• **EXERCISE**
Beginning with the first line below, please repeat the material exactly, ending with the line that includes "The energy (σ→0)".

INFORMATION GIVEN START

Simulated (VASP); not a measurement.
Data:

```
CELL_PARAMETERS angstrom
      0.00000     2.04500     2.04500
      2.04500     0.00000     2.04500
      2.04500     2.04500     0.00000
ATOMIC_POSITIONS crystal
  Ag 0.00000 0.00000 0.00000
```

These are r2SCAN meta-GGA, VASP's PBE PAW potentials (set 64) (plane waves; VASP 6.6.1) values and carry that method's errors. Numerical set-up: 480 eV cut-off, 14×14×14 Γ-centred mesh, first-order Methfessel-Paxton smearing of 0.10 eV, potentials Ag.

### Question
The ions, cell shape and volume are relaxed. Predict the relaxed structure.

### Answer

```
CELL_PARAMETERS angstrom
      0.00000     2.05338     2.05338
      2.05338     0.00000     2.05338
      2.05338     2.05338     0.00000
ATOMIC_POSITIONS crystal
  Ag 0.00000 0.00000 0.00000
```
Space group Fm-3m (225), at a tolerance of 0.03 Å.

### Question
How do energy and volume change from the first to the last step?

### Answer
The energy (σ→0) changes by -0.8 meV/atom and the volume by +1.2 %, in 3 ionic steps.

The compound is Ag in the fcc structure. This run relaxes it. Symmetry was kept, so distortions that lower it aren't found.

INFORMATION GIVEN END

• **SOLUTION**
Simulated (VASP); not a measurement.
Data:

```
CELL_PARAMETERS angstrom
      0.00000     2.04500     2.04500
      2.04500     0.00000     2.04500
      2.04500     2.04500     0.00000
ATOMIC_POSITIONS crystal
  Ag 0.00000 0.00000 0.00000
```

These are r2SCAN meta-GGA, VASP's PBE PAW potentials (set 64) (plane waves; VASP 6.6.1) values and carry that method's errors. Numerical set-up: 480 eV cut-off, 14×14×14 Γ-centred mesh, first-order Methfessel-Paxton smearing of 0.10 eV, potentials Ag.

### Question
The ions, cell shape and volume are relaxed. Predict the relaxed structure.

### Answer

```
CELL_PARAMETERS angstrom
      0.00000     2.05338     2.05338
      2.05338     0.00000     2.05338
      2.05338     2.05338     0.00000
ATOMIC_POSITIONS crystal
  Ag 0.00000 0.00000 0.00000
```
Space group Fm-3m (225), at a tolerance of 0.03 Å.

### Question
How do energy and volume change from the first to the last step?

### Answer
The energy (σ→0) changes by -0.8 meV/atom and the volume by +1.2 %, in 3 ionic steps.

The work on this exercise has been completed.